## Required action
Starting from the first line, transcribe the whole listing exactly.

Segment Start: Entries supplied

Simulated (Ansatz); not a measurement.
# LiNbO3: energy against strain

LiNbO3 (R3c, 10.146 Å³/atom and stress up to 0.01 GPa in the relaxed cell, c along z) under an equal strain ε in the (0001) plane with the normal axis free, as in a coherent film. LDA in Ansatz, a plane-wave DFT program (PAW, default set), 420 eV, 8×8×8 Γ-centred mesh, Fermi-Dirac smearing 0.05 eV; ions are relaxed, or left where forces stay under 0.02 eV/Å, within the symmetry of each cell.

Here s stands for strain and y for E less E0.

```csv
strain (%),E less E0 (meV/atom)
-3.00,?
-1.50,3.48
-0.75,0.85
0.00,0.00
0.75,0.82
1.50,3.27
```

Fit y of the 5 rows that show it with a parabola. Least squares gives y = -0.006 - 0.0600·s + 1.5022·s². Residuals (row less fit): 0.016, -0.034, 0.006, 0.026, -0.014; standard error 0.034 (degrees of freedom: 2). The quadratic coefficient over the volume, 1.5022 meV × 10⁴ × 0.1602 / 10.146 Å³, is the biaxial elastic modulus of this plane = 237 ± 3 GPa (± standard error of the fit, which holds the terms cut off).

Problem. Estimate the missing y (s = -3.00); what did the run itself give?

Segment End: Entries supplied

## Response box
Simulated (Ansatz); not a measurement.
# LiNbO3: energy against strain

LiNbO3 (R3c, 10.146 Å³/atom and stress up to 0.01 GPa in the relaxed cell, c along z) under an equal strain ε in the (0001) plane with the normal axis free, as in a coherent film. LDA in Ansatz, a plane-wave DFT program (PAW, default set), 420 eV, 8×8×8 Γ-centred mesh, Fermi-Dirac smearing 0.05 eV; ions are relaxed, or left where forces stay under 0.02 eV/Å, within the symmetry of each cell.

Here s stands for strain and y for E less E0.

```csv
strain (%),E less E0 (meV/atom)
-3.00,?
-1.50,3.48
-0.75,0.85
0.00,0.00
0.75,0.82
1.50,3.27
```

Fit y of the 5 rows that show it with a parabola. Least squares gives y = -0.006 - 0.0600·s + 1.5022·s². Residuals (row less fit): 0.016, -0.034, 0.006, 0.026, -0.014; standard error 0.034 (degrees of freedom: 2). The quadratic coefficient over the volume, 1.5022 meV × 10⁴ × 0.1602 / 10.146 Å³, is the biaxial elastic modulus of this plane = 237 ± 3 GPa (± standard error of the fit, which holds the terms cut off).

Problem. Estimate the missing y (s = -3.00); what did the run itself give?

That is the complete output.